---------- ENTRIES PROVIDED ----------

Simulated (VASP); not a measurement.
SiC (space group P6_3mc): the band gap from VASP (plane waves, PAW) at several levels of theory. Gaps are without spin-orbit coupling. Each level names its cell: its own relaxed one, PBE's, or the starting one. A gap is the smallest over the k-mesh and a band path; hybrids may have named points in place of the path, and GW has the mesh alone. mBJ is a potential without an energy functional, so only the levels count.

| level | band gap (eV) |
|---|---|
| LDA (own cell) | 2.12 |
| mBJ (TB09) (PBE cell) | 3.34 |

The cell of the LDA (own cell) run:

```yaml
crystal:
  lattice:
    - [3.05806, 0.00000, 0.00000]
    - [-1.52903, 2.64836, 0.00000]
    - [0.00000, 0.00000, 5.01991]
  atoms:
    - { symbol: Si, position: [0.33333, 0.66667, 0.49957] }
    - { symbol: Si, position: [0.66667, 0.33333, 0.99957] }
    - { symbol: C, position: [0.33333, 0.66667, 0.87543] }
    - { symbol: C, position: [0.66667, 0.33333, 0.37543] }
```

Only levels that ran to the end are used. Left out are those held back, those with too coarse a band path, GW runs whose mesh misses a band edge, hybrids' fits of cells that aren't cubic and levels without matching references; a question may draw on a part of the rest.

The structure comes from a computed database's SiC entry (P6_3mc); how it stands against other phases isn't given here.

----------

- [WORK INSTRUCTION] Your output is to be the lines of the listing, exact and complete, starting at the first and ending with the line that contains "cell) | 2.12 |".

- [TASK SOLUTION]
Simulated (VASP); not a measurement.
SiC (space group P6_3mc): the band gap from VASP (plane waves, PAW) at several levels of theory. Gaps are without spin-orbit coupling. Each level names its cell: its own relaxed one, PBE's, or the starting one. A gap is the smallest over the k-mesh and a band path; hybrids may have named points in place of the path, and GW has the mesh alone. mBJ is a potential without an energy functional, so only the levels count.

| level | band gap (eV) |
|---|---|
| LDA (own cell) | 2.12 |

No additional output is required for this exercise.